**Work item**
Write out, word for word, the first line of the data below and every line after it through the one containing "no spin polarisation".

Entries shown: Begin

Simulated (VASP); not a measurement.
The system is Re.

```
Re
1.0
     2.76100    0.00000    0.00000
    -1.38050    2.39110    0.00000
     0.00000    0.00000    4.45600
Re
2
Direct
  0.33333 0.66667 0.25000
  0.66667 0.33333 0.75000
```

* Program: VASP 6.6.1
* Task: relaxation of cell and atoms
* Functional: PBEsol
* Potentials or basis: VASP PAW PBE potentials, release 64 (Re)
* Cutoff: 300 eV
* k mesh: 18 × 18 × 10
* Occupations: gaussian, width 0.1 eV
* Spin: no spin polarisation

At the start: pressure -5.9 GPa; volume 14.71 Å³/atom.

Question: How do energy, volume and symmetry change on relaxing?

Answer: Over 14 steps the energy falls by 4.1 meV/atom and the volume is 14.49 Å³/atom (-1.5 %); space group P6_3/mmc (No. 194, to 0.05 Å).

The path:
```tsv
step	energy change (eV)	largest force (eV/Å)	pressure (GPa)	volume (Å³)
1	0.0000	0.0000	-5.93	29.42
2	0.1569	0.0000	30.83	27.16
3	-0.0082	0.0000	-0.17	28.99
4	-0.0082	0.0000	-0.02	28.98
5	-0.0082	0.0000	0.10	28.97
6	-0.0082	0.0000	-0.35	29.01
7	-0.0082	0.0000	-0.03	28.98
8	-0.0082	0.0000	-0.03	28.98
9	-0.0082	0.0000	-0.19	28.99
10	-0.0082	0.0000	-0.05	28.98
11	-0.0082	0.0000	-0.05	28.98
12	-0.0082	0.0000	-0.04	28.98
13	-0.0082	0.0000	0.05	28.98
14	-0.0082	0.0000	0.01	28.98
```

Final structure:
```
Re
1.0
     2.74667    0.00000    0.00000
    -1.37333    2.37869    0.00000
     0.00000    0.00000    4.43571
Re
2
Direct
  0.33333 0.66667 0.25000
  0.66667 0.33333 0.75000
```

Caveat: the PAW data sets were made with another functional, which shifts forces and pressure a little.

Entries shown: End

**Written reply**
Simulated (VASP); not a measurement.
The system is Re.

```
Re
1.0
     2.76100    0.00000    0.00000
    -1.38050    2.39110    0.00000
     0.00000    0.00000    4.45600
Re
2
Direct
  0.33333 0.66667 0.25000
  0.66667 0.33333 0.75000
```

* Program: VASP 6.6.1
* Task: relaxation of cell and atoms
* Functional: PBEsol
* Potentials or basis: VASP PAW PBE potentials, release 64 (Re)
* Cutoff: 300 eV
* k mesh: 18 × 18 × 10
* Occupations: gaussian, width 0.1 eV
* Spin: no spin polarisation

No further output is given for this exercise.